WORK ORDER:
Copy nothing from the entries below except the lines from the one containing "At the start: pressure" through the one containing "Result: Over 18", and copy those exactly.

◇ ◇ ◇ ◇ ◇ ◇ ◇
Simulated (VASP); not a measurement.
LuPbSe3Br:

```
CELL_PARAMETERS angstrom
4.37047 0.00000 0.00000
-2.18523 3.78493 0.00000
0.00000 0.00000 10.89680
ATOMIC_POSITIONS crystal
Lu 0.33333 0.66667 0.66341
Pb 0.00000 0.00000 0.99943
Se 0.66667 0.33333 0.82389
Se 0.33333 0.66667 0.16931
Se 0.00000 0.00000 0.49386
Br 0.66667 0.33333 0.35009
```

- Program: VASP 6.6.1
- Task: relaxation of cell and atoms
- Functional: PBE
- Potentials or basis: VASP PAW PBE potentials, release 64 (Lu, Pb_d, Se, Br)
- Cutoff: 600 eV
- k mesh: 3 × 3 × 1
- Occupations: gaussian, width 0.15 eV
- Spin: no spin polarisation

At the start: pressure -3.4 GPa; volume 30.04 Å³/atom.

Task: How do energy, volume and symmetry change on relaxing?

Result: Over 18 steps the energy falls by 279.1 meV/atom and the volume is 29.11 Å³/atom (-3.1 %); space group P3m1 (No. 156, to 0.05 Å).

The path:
◇ ◇ ◇ ◇ ◇ ◇ ◇

ANSWER SPACE:
At the start: pressure -3.4 GPa; volume 30.04 Å³/atom.

Task: How do energy, volume and symmetry change on relaxing?

Result: Over 18 steps the energy falls by 279.1 meV/atom and the volume is 29.11 Å³/atom (-3.1 %); space group P3m1 (No. 156, to 0.05 Å).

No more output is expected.